* _PROVIDED DATA_:
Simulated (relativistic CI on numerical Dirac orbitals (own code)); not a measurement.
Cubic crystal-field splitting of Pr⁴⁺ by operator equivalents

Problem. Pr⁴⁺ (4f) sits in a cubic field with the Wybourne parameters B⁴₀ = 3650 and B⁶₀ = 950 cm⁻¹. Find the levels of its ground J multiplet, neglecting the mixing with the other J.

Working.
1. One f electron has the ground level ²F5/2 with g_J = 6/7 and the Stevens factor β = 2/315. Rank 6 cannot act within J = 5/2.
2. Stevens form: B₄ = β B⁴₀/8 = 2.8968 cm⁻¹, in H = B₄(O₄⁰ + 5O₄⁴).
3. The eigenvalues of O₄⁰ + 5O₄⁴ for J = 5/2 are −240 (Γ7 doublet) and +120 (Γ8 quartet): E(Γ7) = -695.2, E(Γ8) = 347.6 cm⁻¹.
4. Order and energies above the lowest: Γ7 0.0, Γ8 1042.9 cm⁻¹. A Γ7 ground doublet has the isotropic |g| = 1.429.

* _ASSIGNED TASK_:
Only one stretch of the data above is needed. Restate it word for word, from the line containing "Cubic crystal-field splitting" through the line containing "3. The eigenvalues", both ends included.

* _WORKED SOLUTION_:
Cubic crystal-field splitting of Pr⁴⁺ by operator equivalents

Problem. Pr⁴⁺ (4f) sits in a cubic field with the Wybourne parameters B⁴₀ = 3650 and B⁶₀ = 950 cm⁻¹. Find the levels of its ground J multiplet, neglecting the mixing with the other J.

Working.
1. One f electron has the ground level ²F5/2 with g_J = 6/7 and the Stevens factor β = 2/315. Rank 6 cannot act within J = 5/2.
2. Stevens form: B₄ = β B⁴₀/8 = 2.8968 cm⁻¹, in H = B₄(O₄⁰ + 5O₄⁴).
3. The eigenvalues of O₄⁰ + 5O₄⁴ for J = 5/2 are −240 (Γ7 doublet) and +120 (Γ8 quartet): E(Γ7) = -695.2, E(Γ8) = 347.6 cm⁻¹.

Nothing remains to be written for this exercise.